→ Provided data
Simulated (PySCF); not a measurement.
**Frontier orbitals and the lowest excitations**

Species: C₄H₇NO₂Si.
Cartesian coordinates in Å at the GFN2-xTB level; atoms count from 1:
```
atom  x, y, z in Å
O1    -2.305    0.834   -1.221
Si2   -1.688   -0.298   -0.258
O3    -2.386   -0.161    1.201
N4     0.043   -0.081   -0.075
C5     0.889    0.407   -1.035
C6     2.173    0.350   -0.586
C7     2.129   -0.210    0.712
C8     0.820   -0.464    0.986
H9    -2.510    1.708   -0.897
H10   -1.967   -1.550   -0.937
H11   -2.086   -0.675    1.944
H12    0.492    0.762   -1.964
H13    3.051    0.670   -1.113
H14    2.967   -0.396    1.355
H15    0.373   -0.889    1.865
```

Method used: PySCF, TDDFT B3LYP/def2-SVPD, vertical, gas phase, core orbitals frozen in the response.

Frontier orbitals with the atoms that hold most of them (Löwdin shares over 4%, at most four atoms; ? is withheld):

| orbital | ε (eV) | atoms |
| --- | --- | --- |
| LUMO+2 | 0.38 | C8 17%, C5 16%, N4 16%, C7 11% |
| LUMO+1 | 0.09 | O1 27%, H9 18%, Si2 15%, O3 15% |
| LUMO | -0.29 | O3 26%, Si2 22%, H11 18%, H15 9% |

→ Work instruction
Look through the material above and print exactly the lines from the one containing "(eV) | atoms |" to the one containing "15%, O3 15% |", both included, and nothing more.

→ Answer space
| orbital | ε (eV) | atoms |
| --- | --- | --- |
| LUMO+2 | 0.38 | C8 17%, C5 16%, N4 16%, C7 11% |
| LUMO+1 | 0.09 | O1 27%, H9 18%, Si2 15%, O3 15% |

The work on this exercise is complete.